### WORK INSTRUCTION
Nothing but the lines from the top of the following entries through the line with "Ansatz 0.2.0; LDA, then" should be printed, exactly as they are.

### DATASET CONTENT
- Opening Delimiter -

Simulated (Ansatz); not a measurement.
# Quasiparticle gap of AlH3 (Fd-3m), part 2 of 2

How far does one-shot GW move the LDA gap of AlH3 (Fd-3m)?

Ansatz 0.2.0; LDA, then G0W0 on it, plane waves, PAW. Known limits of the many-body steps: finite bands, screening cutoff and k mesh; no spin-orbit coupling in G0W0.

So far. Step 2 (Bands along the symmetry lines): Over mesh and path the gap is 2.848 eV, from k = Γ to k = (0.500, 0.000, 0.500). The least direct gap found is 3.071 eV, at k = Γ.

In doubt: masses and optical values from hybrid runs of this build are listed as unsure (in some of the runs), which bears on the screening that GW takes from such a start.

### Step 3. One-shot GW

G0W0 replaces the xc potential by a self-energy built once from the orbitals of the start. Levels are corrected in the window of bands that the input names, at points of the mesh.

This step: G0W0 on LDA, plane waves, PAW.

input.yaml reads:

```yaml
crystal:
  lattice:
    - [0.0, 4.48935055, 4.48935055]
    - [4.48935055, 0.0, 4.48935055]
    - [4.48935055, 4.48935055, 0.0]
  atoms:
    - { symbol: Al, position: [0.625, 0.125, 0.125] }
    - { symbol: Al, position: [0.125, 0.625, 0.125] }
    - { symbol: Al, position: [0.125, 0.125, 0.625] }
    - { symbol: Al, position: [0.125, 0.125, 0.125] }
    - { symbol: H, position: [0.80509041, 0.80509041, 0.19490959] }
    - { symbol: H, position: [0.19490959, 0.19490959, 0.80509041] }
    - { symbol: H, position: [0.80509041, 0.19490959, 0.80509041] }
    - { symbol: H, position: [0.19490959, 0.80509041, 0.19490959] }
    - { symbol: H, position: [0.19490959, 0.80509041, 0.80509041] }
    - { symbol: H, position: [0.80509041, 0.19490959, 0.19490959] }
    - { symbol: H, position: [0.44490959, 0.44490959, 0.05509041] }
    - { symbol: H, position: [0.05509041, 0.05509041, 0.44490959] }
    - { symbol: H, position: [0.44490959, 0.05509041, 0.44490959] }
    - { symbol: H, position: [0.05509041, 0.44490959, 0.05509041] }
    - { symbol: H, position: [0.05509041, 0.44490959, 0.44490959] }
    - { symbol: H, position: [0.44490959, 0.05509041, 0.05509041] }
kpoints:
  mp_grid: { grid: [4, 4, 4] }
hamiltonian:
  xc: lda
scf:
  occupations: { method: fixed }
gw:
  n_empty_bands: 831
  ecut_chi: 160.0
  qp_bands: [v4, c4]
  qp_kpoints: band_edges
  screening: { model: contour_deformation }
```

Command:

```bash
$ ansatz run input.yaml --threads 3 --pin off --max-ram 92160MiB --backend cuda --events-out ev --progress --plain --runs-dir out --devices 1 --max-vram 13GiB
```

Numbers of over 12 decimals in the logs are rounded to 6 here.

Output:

- Closing Delimiter -

### SOLUTION
Simulated (Ansatz); not a measurement.
# Quasiparticle gap of AlH3 (Fd-3m), part 2 of 2

How far does one-shot GW move the LDA gap of AlH3 (Fd-3m)?

Ansatz 0.2.0; LDA, then G0W0 on it, plane waves, PAW. Known limits of the many-body steps: finite bands, screening cutoff and k mesh; no spin-orbit coupling in G0W0.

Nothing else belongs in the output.